* **Work item**: The lines from the top of the records below through the one containing "Vapour-liquid equilibrium of" are to be transcribed exactly, and nothing else is to be added.

* **Data extract**:
—————

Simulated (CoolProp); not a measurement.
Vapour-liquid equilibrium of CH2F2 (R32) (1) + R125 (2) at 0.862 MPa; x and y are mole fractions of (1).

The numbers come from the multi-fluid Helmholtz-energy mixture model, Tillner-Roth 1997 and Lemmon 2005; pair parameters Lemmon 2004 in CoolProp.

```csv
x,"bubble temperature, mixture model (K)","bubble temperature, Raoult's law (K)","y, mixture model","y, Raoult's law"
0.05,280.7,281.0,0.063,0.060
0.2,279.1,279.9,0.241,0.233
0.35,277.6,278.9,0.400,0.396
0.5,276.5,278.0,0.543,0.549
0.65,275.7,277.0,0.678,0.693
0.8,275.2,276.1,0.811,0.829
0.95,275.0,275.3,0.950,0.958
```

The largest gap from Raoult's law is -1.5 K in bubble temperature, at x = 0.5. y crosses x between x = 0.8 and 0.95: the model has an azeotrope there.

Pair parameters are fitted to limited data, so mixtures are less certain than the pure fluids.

—————

* **Answer area**:
Simulated (CoolProp); not a measurement.
Vapour-liquid equilibrium of CH2F2 (R32) (1) + R125 (2) at 0.862 MPa; x and y are mole fractions of (1).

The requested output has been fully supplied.